===== DATA UNDER STUDY

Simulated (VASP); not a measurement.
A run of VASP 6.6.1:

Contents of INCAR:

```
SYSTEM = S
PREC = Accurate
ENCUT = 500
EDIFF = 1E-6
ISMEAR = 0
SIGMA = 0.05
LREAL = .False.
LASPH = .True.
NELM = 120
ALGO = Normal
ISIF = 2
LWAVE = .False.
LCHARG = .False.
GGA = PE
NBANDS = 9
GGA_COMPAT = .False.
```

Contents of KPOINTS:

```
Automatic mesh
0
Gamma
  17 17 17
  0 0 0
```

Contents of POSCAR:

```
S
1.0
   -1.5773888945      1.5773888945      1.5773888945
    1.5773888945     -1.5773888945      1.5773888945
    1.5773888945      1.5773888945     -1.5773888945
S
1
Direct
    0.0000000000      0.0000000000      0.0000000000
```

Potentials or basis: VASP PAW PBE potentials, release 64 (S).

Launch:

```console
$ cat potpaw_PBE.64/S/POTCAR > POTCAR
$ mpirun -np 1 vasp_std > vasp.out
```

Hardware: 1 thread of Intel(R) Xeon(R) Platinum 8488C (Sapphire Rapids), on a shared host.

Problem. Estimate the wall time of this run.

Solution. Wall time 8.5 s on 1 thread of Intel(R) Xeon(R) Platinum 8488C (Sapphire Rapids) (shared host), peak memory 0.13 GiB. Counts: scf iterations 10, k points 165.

==========

BRIEF> Set down exactly the lines above that run from the start of the listing to the line with "Problem. Estimate the wall time of this run.". Leave out every later line.

RESPONSE BOX>
Simulated (VASP); not a measurement.
A run of VASP 6.6.1:

Contents of INCAR:

```
SYSTEM = S
PREC = Accurate
ENCUT = 500
EDIFF = 1E-6
ISMEAR = 0
SIGMA = 0.05
LREAL = .False.
LASPH = .True.
NELM = 120
ALGO = Normal
ISIF = 2
LWAVE = .False.
LCHARG = .False.
GGA = PE
NBANDS = 9
GGA_COMPAT = .False.
```

Contents of KPOINTS:

```
Automatic mesh
0
Gamma
  17 17 17
  0 0 0
```

Contents of POSCAR:

```
S
1.0
   -1.5773888945      1.5773888945      1.5773888945
    1.5773888945     -1.5773888945      1.5773888945
    1.5773888945      1.5773888945     -1.5773888945
S
1
Direct
    0.0000000000      0.0000000000      0.0000000000
```

Potentials or basis: VASP PAW PBE potentials, release 64 (S).

Launch:

```console
$ cat potpaw_PBE.64/S/POTCAR > POTCAR
$ mpirun -np 1 vasp_std > vasp.out
```

Hardware: 1 thread of Intel(R) Xeon(R) Platinum 8488C (Sapphire Rapids), on a shared host.

Problem. Estimate the wall time of this run.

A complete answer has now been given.